-- Opening Marker --

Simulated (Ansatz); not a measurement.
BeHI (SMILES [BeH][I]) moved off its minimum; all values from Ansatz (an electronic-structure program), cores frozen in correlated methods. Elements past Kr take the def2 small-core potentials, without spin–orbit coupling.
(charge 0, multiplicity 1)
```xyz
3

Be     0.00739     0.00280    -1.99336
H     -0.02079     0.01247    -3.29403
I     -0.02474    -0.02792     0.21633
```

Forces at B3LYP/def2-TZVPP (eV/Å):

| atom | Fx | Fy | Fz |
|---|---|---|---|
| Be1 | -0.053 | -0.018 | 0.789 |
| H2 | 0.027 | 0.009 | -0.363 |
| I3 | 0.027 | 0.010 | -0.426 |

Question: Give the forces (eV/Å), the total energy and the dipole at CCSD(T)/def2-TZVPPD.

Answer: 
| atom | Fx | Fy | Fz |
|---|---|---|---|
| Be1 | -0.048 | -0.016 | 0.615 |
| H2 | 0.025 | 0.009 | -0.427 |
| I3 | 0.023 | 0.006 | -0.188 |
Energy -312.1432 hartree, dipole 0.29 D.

-- Closing Marker --

Repeat, word for word, the lines from the start of the records to the line that contains "0.010 | -0.426 |", both of them included, and no others.

Simulated (Ansatz); not a measurement.
BeHI (SMILES [BeH][I]) moved off its minimum; all values from Ansatz (an electronic-structure program), cores frozen in correlated methods. Elements past Kr take the def2 small-core potentials, without spin–orbit coupling.
(charge 0, multiplicity 1)
```xyz
3

Be     0.00739     0.00280    -1.99336
H     -0.02079     0.01247    -3.29403
I     -0.02474    -0.02792     0.21633
```

Forces at B3LYP/def2-TZVPP (eV/Å):

| atom | Fx | Fy | Fz |
|---|---|---|---|
| Be1 | -0.053 | -0.018 | 0.789 |
| H2 | 0.027 | 0.009 | -0.363 |
| I3 | 0.027 | 0.010 | -0.426 |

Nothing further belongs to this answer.